[EXTRACTED INFORMATION]
_____

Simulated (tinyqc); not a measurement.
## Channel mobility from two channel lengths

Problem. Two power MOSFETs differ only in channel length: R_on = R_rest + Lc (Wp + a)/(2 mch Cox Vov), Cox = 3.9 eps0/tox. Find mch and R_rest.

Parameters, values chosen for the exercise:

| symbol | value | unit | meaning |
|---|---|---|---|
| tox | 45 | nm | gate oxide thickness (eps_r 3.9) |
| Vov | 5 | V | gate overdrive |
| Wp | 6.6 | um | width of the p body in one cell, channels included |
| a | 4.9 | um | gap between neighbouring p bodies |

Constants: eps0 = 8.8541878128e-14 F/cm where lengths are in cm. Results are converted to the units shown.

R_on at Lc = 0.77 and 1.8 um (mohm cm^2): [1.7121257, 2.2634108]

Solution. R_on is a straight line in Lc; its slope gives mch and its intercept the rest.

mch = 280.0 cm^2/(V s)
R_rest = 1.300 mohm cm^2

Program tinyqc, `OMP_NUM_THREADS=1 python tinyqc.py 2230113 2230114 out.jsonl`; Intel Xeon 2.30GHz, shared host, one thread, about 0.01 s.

_____

[ASSIGNED TASK] In the listing above, locate the line with "unit | meaning |" and the line with "neighbouring p bodies |", then extract exactly those lines and every line between them, and nothing more.

[EXPECTED ANSWER]
| symbol | value | unit | meaning |
|---|---|---|---|
| tox | 45 | nm | gate oxide thickness (eps_r 3.9) |
| Vov | 5 | V | gate overdrive |
| Wp | 6.6 | um | width of the p body in one cell, channels included |
| a | 4.9 | um | gap between neighbouring p bodies |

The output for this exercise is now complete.